* [SUPPLIED INFORMATION]:
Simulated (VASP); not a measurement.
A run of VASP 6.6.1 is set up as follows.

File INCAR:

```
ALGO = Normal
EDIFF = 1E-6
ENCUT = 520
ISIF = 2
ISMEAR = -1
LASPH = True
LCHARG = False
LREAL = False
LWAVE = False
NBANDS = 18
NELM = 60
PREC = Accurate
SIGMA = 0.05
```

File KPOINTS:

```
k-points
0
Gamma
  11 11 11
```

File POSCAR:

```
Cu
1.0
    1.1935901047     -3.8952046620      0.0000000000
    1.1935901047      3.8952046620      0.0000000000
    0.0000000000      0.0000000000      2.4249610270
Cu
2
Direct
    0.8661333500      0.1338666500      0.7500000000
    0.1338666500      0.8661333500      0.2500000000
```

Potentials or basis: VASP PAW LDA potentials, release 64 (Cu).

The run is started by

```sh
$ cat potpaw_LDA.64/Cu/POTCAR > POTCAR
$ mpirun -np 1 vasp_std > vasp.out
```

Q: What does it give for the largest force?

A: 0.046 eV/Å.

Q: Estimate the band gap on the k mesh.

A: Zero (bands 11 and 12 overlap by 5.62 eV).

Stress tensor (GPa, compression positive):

* [REQUIREMENT]: Transcribe, with no changes, the listing above from its first line through the line with "A: Zero (bands 11 and 12 overlap by 5.62 eV).", including that line, and stop once it is done.

* [TASK SOLUTION]:
Simulated (VASP); not a measurement.
A run of VASP 6.6.1 is set up as follows.

File INCAR:

```
ALGO = Normal
EDIFF = 1E-6
ENCUT = 520
ISIF = 2
ISMEAR = -1
LASPH = True
LCHARG = False
LREAL = False
LWAVE = False
NBANDS = 18
NELM = 60
PREC = Accurate
SIGMA = 0.05
```

File KPOINTS:

```
k-points
0
Gamma
  11 11 11
```

File POSCAR:

```
Cu
1.0
    1.1935901047     -3.8952046620      0.0000000000
    1.1935901047      3.8952046620      0.0000000000
    0.0000000000      0.0000000000      2.4249610270
Cu
2
Direct
    0.8661333500      0.1338666500      0.7500000000
    0.1338666500      0.8661333500      0.2500000000
```

Potentials or basis: VASP PAW LDA potentials, release 64 (Cu).

The run is started by

```sh
$ cat potpaw_LDA.64/Cu/POTCAR > POTCAR
$ mpirun -np 1 vasp_std > vasp.out
```

Q: What does it give for the largest force?

A: 0.046 eV/Å.

Q: Estimate the band gap on the k mesh.

A: Zero (bands 11 and 12 overlap by 5.62 eV).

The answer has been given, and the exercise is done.